#### [ASSIGNMENT]
Only the lines of the data below from the one with "The fields are" through the one with "give its energy." are wanted. Repeat them exactly.

-- DATA UNDER STUDY follows --
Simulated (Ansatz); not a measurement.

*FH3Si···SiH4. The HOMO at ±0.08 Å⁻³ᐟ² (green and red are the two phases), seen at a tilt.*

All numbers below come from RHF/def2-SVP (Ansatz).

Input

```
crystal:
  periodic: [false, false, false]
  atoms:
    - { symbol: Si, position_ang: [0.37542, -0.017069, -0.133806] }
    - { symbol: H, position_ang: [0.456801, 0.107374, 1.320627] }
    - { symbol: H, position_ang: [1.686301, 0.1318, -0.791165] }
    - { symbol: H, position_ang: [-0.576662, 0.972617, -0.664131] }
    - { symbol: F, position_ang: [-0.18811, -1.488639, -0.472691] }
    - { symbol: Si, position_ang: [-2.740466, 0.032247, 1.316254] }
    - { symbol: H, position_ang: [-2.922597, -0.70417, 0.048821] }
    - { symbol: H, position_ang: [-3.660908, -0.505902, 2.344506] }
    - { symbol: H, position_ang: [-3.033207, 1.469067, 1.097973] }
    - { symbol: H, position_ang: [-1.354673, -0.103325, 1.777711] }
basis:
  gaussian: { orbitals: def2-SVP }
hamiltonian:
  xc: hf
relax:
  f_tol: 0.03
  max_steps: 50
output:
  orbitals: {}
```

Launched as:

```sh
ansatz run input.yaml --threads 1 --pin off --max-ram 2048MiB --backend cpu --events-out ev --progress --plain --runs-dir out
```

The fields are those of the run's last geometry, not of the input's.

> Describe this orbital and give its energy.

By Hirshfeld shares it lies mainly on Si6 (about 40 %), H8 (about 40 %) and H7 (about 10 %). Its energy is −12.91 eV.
-- DATA UNDER STUDY concluded --

#### [EXPECTED ANSWER]
The fields are those of the run's last geometry, not of the input's.

> Describe this orbital and give its energy.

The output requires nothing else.